**Dataset records**:
- Opening Delimiter -
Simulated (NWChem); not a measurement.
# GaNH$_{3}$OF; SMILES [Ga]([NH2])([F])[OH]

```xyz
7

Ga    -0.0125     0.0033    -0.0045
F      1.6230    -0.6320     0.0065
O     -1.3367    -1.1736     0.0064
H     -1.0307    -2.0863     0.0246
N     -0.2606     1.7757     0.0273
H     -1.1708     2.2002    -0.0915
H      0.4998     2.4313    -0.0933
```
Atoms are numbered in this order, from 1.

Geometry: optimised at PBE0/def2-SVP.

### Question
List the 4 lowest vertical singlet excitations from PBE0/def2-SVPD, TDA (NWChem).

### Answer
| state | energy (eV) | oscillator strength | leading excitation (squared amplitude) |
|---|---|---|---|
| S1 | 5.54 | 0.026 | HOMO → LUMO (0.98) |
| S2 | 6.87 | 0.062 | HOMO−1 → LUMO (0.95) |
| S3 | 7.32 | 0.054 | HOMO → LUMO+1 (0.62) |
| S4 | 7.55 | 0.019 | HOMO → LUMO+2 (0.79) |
- Closing Delimiter -

**Assignment**:
Everything in the material above from the line that has "Geometry: optimised at PBE0/def2-SVP." through the line that has "LUMO+1 (0.62) |" must be duplicated exactly, with no other lines given.

**Result**:
Geometry: optimised at PBE0/def2-SVP.

### Question
List the 4 lowest vertical singlet excitations from PBE0/def2-SVPD, TDA (NWChem).

### Answer
| state | energy (eV) | oscillator strength | leading excitation (squared amplitude) |
|---|---|---|---|
| S1 | 5.54 | 0.026 | HOMO → LUMO (0.98) |
| S2 | 6.87 | 0.062 | HOMO−1 → LUMO (0.95) |
| S3 | 7.32 | 0.054 | HOMO → LUMO+1 (0.62) |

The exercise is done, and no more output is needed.